Top of Raw data
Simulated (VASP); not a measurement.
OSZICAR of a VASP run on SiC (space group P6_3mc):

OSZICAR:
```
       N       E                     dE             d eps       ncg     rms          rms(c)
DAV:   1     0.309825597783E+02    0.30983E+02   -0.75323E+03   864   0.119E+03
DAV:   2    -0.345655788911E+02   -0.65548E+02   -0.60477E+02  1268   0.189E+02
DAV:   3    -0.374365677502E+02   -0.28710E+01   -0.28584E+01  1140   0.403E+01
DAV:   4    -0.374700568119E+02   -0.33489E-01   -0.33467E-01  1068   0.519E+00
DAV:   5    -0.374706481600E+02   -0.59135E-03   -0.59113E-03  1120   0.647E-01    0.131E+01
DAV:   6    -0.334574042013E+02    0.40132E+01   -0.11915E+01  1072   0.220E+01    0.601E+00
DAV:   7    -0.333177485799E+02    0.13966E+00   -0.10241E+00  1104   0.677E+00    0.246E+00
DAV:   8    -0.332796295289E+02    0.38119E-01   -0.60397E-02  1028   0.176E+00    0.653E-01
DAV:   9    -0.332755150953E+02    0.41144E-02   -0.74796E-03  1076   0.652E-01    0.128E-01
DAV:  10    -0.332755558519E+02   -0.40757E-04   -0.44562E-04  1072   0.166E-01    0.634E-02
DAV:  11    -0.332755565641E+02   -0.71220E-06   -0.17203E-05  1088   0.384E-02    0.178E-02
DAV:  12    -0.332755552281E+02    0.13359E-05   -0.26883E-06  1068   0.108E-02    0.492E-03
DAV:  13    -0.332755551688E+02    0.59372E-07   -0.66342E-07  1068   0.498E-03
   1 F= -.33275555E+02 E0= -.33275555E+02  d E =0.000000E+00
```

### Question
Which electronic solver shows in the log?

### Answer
Bottom of Raw data

Activity>
Restate the data exactly, keeping every line intact.

Worked solution>
Simulated (VASP); not a measurement.
OSZICAR of a VASP run on SiC (space group P6_3mc):

OSZICAR:
```
       N       E                     dE             d eps       ncg     rms          rms(c)
DAV:   1     0.309825597783E+02    0.30983E+02   -0.75323E+03   864   0.119E+03
DAV:   2    -0.345655788911E+02   -0.65548E+02   -0.60477E+02  1268   0.189E+02
DAV:   3    -0.374365677502E+02   -0.28710E+01   -0.28584E+01  1140   0.403E+01
DAV:   4    -0.374700568119E+02   -0.33489E-01   -0.33467E-01  1068   0.519E+00
DAV:   5    -0.374706481600E+02   -0.59135E-03   -0.59113E-03  1120   0.647E-01    0.131E+01
DAV:   6    -0.334574042013E+02    0.40132E+01   -0.11915E+01  1072   0.220E+01    0.601E+00
DAV:   7    -0.333177485799E+02    0.13966E+00   -0.10241E+00  1104   0.677E+00    0.246E+00
DAV:   8    -0.332796295289E+02    0.38119E-01   -0.60397E-02  1028   0.176E+00    0.653E-01
DAV:   9    -0.332755150953E+02    0.41144E-02   -0.74796E-03  1076   0.652E-01    0.128E-01
DAV:  10    -0.332755558519E+02   -0.40757E-04   -0.44562E-04  1072   0.166E-01    0.634E-02
DAV:  11    -0.332755565641E+02   -0.71220E-06   -0.17203E-05  1088   0.384E-02    0.178E-02
DAV:  12    -0.332755552281E+02    0.13359E-05   -0.26883E-06  1068   0.108E-02    0.492E-03
DAV:  13    -0.332755551688E+02    0.59372E-07   -0.66342E-07  1068   0.498E-03
   1 F= -.33275555E+02 E0= -.33275555E+02  d E =0.000000E+00
```

### Question
Which electronic solver shows in the log?

### Answer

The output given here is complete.